WORK ORDER:
Return the lines of the data below exactly. Start at the first and end with the line containing "before and after.".

GIVEN INFORMATION:
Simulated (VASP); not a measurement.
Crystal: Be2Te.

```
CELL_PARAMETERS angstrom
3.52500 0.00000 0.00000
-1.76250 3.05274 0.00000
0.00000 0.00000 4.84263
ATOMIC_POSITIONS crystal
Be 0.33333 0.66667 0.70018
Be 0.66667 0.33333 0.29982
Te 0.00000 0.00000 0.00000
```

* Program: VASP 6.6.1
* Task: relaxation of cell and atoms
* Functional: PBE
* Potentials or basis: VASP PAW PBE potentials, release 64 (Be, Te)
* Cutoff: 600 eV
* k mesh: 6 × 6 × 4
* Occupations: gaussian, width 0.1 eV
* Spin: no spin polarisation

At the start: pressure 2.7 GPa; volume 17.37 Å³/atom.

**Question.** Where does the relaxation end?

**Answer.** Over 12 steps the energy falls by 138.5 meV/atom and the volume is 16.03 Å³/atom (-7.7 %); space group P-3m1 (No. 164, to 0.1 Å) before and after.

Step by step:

TASK RESPONSE:
Simulated (VASP); not a measurement.
Crystal: Be2Te.

```
CELL_PARAMETERS angstrom
3.52500 0.00000 0.00000
-1.76250 3.05274 0.00000
0.00000 0.00000 4.84263
ATOMIC_POSITIONS crystal
Be 0.33333 0.66667 0.70018
Be 0.66667 0.33333 0.29982
Te 0.00000 0.00000 0.00000
```

* Program: VASP 6.6.1
* Task: relaxation of cell and atoms
* Functional: PBE
* Potentials or basis: VASP PAW PBE potentials, release 64 (Be, Te)
* Cutoff: 600 eV
* k mesh: 6 × 6 × 4
* Occupations: gaussian, width 0.1 eV
* Spin: no spin polarisation

At the start: pressure 2.7 GPa; volume 17.37 Å³/atom.

**Question.** Where does the relaxation end?

**Answer.** Over 12 steps the energy falls by 138.5 meV/atom and the volume is 16.03 Å³/atom (-7.7 %); space group P-3m1 (No. 164, to 0.1 Å) before and after.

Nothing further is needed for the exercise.